→ Provided data:
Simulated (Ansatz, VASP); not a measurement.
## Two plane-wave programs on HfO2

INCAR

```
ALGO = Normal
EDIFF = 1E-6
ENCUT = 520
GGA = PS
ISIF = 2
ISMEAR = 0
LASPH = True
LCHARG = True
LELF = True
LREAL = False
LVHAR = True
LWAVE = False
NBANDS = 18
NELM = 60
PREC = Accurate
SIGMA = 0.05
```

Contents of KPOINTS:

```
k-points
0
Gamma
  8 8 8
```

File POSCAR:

→ Requirement:
What you should do is return the records above exactly, leaving nothing out.

→ Expected answer:
Simulated (Ansatz, VASP); not a measurement.
## Two plane-wave programs on HfO2

INCAR

```
ALGO = Normal
EDIFF = 1E-6
ENCUT = 520
GGA = PS
ISIF = 2
ISMEAR = 0
LASPH = True
LCHARG = True
LELF = True
LREAL = False
LVHAR = True
LWAVE = False
NBANDS = 18
NELM = 60
PREC = Accurate
SIGMA = 0.05
```

Contents of KPOINTS:

```
k-points
0
Gamma
  8 8 8
```

File POSCAR:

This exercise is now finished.